WORK TASK — Beginning with the first line of the data below, set down each line exactly through the line that contains "Geometry: ωB97X-D3(BJ)/def2-SVP.".

GIVEN RECORDS —
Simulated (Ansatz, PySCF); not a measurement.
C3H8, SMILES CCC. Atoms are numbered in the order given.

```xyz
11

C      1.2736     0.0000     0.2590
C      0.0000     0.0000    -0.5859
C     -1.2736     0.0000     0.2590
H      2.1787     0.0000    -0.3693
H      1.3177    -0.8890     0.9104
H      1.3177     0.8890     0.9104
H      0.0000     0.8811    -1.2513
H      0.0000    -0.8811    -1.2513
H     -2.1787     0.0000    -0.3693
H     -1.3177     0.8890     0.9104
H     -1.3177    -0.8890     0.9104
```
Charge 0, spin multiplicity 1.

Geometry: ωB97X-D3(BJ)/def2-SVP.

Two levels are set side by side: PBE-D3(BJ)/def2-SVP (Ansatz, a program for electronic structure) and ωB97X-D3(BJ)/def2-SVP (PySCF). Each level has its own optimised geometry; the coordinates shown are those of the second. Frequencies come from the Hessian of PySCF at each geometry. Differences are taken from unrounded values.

TASK OUTPUT —
Simulated (Ansatz, PySCF); not a measurement.
C3H8, SMILES CCC. Atoms are numbered in the order given.

```xyz
11

C      1.2736     0.0000     0.2590
C      0.0000     0.0000    -0.5859
C     -1.2736     0.0000     0.2590
H      2.1787     0.0000    -0.3693
H      1.3177    -0.8890     0.9104
H      1.3177     0.8890     0.9104
H      0.0000     0.8811    -1.2513
H      0.0000    -0.8811    -1.2513
H     -2.1787     0.0000    -0.3693
H     -1.3177     0.8890     0.9104
H     -1.3177    -0.8890     0.9104
```
Charge 0, spin multiplicity 1.

Geometry: ωB97X-D3(BJ)/def2-SVP.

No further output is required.